**Requirement**. All records after this line are to be returned verbatim.

>>>
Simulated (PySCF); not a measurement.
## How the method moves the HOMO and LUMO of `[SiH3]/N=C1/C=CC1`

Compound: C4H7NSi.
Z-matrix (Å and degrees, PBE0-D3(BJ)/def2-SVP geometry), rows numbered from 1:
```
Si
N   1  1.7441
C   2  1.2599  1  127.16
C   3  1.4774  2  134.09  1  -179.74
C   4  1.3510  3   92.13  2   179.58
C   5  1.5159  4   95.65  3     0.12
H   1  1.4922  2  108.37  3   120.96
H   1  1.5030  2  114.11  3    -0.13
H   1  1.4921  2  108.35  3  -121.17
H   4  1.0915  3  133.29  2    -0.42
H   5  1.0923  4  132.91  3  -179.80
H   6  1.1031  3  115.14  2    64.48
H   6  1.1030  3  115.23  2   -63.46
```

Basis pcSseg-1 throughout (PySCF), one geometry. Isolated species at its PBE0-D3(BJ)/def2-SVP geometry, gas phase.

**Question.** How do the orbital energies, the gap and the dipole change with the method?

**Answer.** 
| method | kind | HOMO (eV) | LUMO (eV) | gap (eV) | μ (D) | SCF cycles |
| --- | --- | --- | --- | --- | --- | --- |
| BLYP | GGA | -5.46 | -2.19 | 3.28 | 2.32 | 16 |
<<<

**Task result**.
Simulated (PySCF); not a measurement.
## How the method moves the HOMO and LUMO of `[SiH3]/N=C1/C=CC1`

Compound: C4H7NSi.
Z-matrix (Å and degrees, PBE0-D3(BJ)/def2-SVP geometry), rows numbered from 1:
```
Si
N   1  1.7441
C   2  1.2599  1  127.16
C   3  1.4774  2  134.09  1  -179.74
C   4  1.3510  3   92.13  2   179.58
C   5  1.5159  4   95.65  3     0.12
H   1  1.4922  2  108.37  3   120.96
H   1  1.5030  2  114.11  3    -0.13
H   1  1.4921  2  108.35  3  -121.17
H   4  1.0915  3  133.29  2    -0.42
H   5  1.0923  4  132.91  3  -179.80
H   6  1.1031  3  115.14  2    64.48
H   6  1.1030  3  115.23  2   -63.46
```

Basis pcSseg-1 throughout (PySCF), one geometry. Isolated species at its PBE0-D3(BJ)/def2-SVP geometry, gas phase.

**Question.** How do the orbital energies, the gap and the dipole change with the method?

**Answer.** 
| method | kind | HOMO (eV) | LUMO (eV) | gap (eV) | μ (D) | SCF cycles |
| --- | --- | --- | --- | --- | --- | --- |
| BLYP | GGA | -5.46 | -2.19 | 3.28 | 2.32 | 16 |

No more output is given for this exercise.